> BRIEF
All that should come back is the lines of the data below from the one containing "Symmetry: Pm-3m, No." to the one containing "Numbers of over", inclusive, exactly as they stand.

——————

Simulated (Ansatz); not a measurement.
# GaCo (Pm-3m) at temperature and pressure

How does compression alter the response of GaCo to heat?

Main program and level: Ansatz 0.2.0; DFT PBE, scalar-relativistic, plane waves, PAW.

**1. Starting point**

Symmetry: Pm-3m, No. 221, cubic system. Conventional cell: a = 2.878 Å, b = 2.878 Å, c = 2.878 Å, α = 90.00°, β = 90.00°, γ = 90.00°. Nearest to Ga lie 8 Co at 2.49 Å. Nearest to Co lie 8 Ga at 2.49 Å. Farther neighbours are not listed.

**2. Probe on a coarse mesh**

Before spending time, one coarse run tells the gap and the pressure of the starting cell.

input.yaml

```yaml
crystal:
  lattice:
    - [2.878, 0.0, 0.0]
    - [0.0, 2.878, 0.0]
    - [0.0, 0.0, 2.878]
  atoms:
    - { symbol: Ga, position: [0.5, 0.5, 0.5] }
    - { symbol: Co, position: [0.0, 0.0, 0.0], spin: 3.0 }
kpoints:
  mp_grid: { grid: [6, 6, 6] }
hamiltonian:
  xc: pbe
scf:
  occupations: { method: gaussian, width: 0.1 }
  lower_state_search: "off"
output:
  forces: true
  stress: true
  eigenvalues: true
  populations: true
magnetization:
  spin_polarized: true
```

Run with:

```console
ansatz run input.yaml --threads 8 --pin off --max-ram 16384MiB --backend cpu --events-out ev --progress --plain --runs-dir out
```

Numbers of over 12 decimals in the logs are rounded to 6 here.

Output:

——————

> RESPONSE AREA
Symmetry: Pm-3m, No. 221, cubic system. Conventional cell: a = 2.878 Å, b = 2.878 Å, c = 2.878 Å, α = 90.00°, β = 90.00°, γ = 90.00°. Nearest to Ga lie 8 Co at 2.49 Å. Nearest to Co lie 8 Ga at 2.49 Å. Farther neighbours are not listed.

**2. Probe on a coarse mesh**

Before spending time, one coarse run tells the gap and the pressure of the starting cell.

input.yaml

```yaml
crystal:
  lattice:
    - [2.878, 0.0, 0.0]
    - [0.0, 2.878, 0.0]
    - [0.0, 0.0, 2.878]
  atoms:
    - { symbol: Ga, position: [0.5, 0.5, 0.5] }
    - { symbol: Co, position: [0.0, 0.0, 0.0], spin: 3.0 }
kpoints:
  mp_grid: { grid: [6, 6, 6] }
hamiltonian:
  xc: pbe
scf:
  occupations: { method: gaussian, width: 0.1 }
  lower_state_search: "off"
output:
  forces: true
  stress: true
  eigenvalues: true
  populations: true
magnetization:
  spin_polarized: true
```

Run with:

```console
ansatz run input.yaml --threads 8 --pin off --max-ram 16384MiB --backend cpu --events-out ev --progress --plain --runs-dir out
```

Numbers of over 12 decimals in the logs are rounded to 6 here.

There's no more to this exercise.